- BRIEF
Your answer must hold only the lines below from the line containing "D) Ba(OH)2 from 0.01 to 0.015 mol/kgw" through the line containing "A: C, Ba(OH)2", each reproduced exactly.

- SUPPLIED INFORMATION
_ _ _ _ _

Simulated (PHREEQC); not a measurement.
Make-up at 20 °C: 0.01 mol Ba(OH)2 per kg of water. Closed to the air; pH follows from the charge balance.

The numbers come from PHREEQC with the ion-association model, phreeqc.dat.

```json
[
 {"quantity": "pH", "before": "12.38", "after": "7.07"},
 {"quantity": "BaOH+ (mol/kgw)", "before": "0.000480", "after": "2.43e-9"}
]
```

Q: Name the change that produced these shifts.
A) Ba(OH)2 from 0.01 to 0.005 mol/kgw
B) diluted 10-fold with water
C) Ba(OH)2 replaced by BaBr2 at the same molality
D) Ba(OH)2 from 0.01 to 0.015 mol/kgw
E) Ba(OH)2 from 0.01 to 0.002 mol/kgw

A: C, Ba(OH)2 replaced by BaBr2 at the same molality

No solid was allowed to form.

_ _ _ _ _

- EXERCISE SOLUTION
D) Ba(OH)2 from 0.01 to 0.015 mol/kgw
E) Ba(OH)2 from 0.01 to 0.002 mol/kgw

A: C, Ba(OH)2 replaced by BaBr2 at the same molality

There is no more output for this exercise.